(DATASET EXCERPTS)
--

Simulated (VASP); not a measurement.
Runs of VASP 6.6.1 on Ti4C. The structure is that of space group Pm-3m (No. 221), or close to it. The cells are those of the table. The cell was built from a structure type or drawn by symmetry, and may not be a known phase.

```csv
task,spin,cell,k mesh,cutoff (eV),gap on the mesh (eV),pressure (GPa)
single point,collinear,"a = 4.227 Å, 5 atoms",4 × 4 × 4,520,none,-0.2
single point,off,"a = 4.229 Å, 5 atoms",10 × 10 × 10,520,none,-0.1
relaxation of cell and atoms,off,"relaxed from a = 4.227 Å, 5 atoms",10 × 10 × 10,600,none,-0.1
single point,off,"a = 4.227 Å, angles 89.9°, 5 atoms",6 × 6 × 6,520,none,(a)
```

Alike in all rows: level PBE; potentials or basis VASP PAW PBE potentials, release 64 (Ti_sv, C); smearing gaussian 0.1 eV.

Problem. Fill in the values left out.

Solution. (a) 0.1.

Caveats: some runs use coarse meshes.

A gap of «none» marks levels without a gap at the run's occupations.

--

(WORK INSTRUCTION)
Copy exactly the lines that run from the first line of the data to the line containing "Caveats: some runs use coarse meshes.", please, with both ends included and nothing else.

(EXERCISE RESPONSE)
Simulated (VASP); not a measurement.
Runs of VASP 6.6.1 on Ti4C. The structure is that of space group Pm-3m (No. 221), or close to it. The cells are those of the table. The cell was built from a structure type or drawn by symmetry, and may not be a known phase.

```csv
task,spin,cell,k mesh,cutoff (eV),gap on the mesh (eV),pressure (GPa)
single point,collinear,"a = 4.227 Å, 5 atoms",4 × 4 × 4,520,none,-0.2
single point,off,"a = 4.229 Å, 5 atoms",10 × 10 × 10,520,none,-0.1
relaxation of cell and atoms,off,"relaxed from a = 4.227 Å, 5 atoms",10 × 10 × 10,600,none,-0.1
single point,off,"a = 4.227 Å, angles 89.9°, 5 atoms",6 × 6 × 6,520,none,(a)
```

Alike in all rows: level PBE; potentials or basis VASP PAW PBE potentials, release 64 (Ti_sv, C); smearing gaussian 0.1 eV.

Problem. Fill in the values left out.

Solution. (a) 0.1.

Caveats: some runs use coarse meshes.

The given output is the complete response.